Action item
Starting with the first line of the data that follows, transcribe every line verbatim until the line containing "Simulation results for" has been transcribed.

Source data
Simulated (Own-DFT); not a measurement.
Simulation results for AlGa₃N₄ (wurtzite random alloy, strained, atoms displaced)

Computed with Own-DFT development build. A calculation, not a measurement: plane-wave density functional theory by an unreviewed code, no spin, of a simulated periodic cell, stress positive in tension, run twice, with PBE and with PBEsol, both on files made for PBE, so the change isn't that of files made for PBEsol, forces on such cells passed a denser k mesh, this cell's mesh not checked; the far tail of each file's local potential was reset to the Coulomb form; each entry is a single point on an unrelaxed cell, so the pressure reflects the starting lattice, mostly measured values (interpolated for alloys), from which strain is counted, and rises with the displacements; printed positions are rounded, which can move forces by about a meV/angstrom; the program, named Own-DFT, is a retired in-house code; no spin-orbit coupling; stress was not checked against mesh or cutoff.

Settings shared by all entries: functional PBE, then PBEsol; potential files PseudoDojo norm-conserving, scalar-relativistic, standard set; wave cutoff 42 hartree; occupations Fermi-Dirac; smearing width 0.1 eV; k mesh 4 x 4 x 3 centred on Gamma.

Written reply
Simulated (Own-DFT); not a measurement.
Simulation results for AlGa₃N₄ (wurtzite random alloy, strained, atoms displaced)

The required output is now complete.